============

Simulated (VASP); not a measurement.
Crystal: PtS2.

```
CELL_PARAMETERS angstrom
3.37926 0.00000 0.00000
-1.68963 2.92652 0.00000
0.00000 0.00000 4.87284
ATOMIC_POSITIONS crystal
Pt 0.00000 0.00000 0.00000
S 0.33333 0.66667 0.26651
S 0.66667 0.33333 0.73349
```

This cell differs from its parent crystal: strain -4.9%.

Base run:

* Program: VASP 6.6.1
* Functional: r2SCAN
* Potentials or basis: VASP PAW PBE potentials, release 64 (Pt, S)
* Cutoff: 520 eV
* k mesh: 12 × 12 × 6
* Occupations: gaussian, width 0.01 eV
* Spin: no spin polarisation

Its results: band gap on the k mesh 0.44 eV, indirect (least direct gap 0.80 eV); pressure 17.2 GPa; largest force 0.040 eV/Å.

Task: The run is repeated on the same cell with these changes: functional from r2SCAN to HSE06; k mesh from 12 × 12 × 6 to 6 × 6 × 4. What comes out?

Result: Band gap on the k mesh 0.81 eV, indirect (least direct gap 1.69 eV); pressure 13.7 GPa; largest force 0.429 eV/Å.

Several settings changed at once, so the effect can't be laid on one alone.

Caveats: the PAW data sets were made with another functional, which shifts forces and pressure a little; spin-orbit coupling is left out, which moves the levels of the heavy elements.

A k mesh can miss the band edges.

============

Reproduce exactly what is written in the listing above.

Simulated (VASP); not a measurement.
Crystal: PtS2.

```
CELL_PARAMETERS angstrom
3.37926 0.00000 0.00000
-1.68963 2.92652 0.00000
0.00000 0.00000 4.87284
ATOMIC_POSITIONS crystal
Pt 0.00000 0.00000 0.00000
S 0.33333 0.66667 0.26651
S 0.66667 0.33333 0.73349
```

This cell differs from its parent crystal: strain -4.9%.

Base run:

* Program: VASP 6.6.1
* Functional: r2SCAN
* Potentials or basis: VASP PAW PBE potentials, release 64 (Pt, S)
* Cutoff: 520 eV
* k mesh: 12 × 12 × 6
* Occupations: gaussian, width 0.01 eV
* Spin: no spin polarisation

Its results: band gap on the k mesh 0.44 eV, indirect (least direct gap 0.80 eV); pressure 17.2 GPa; largest force 0.040 eV/Å.

Task: The run is repeated on the same cell with these changes: functional from r2SCAN to HSE06; k mesh from 12 × 12 × 6 to 6 × 6 × 4. What comes out?

Result: Band gap on the k mesh 0.81 eV, indirect (least direct gap 1.69 eV); pressure 13.7 GPa; largest force 0.429 eV/Å.

Several settings changed at once, so the effect can't be laid on one alone.

Caveats: the PAW data sets were made with another functional, which shifts forces and pressure a little; spin-orbit coupling is left out, which moves the levels of the heavy elements.

A k mesh can miss the band edges.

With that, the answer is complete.